Start of Block

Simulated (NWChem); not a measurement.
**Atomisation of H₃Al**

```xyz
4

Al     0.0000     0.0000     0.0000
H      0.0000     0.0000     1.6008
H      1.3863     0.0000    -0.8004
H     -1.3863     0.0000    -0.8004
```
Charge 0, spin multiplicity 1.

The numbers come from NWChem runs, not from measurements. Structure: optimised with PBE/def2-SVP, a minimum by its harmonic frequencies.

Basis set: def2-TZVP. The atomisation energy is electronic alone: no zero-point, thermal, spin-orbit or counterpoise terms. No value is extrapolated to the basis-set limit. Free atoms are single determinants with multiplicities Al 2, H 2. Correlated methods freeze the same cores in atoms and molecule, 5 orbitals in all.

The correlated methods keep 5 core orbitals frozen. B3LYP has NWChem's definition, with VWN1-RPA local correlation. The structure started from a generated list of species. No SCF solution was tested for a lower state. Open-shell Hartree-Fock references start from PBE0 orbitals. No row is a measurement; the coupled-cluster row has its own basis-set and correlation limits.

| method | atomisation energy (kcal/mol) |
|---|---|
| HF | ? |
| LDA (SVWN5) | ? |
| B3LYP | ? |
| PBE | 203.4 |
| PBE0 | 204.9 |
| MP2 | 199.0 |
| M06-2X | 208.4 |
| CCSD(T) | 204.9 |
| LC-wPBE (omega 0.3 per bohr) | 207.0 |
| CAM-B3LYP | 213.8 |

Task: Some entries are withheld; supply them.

End of Block

- WORK ORDER
Go through the listing and print each line exactly as it appears.

- SOLUTION
Simulated (NWChem); not a measurement.
**Atomisation of H₃Al**

```xyz
4

Al     0.0000     0.0000     0.0000
H      0.0000     0.0000     1.6008
H      1.3863     0.0000    -0.8004
H     -1.3863     0.0000    -0.8004
```
Charge 0, spin multiplicity 1.

The numbers come from NWChem runs, not from measurements. Structure: optimised with PBE/def2-SVP, a minimum by its harmonic frequencies.

Basis set: def2-TZVP. The atomisation energy is electronic alone: no zero-point, thermal, spin-orbit or counterpoise terms. No value is extrapolated to the basis-set limit. Free atoms are single determinants with multiplicities Al 2, H 2. Correlated methods freeze the same cores in atoms and molecule, 5 orbitals in all.

The correlated methods keep 5 core orbitals frozen. B3LYP has NWChem's definition, with VWN1-RPA local correlation. The structure started from a generated list of species. No SCF solution was tested for a lower state. Open-shell Hartree-Fock references start from PBE0 orbitals. No row is a measurement; the coupled-cluster row has its own basis-set and correlation limits.

| method | atomisation energy (kcal/mol) |
|---|---|
| HF | ? |
| LDA (SVWN5) | ? |
| B3LYP | ? |
| PBE | 203.4 |
| PBE0 | 204.9 |
| MP2 | 199.0 |
| M06-2X | 208.4 |
| CCSD(T) | 204.9 |
| LC-wPBE (omega 0.3 per bohr) | 207.0 |
| CAM-B3LYP | 213.8 |

Task: Some entries are withheld; supply them.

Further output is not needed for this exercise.